--- START ---
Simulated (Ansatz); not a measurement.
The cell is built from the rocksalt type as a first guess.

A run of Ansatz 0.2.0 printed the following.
--- END ---

**TASK ITEM**
Reproduce the data in its entirety, matching each character.

**EXPECTED ANSWER**
Simulated (Ansatz); not a measurement.
The cell is built from the rocksalt type as a first guess.

A run of Ansatz 0.2.0 printed the following.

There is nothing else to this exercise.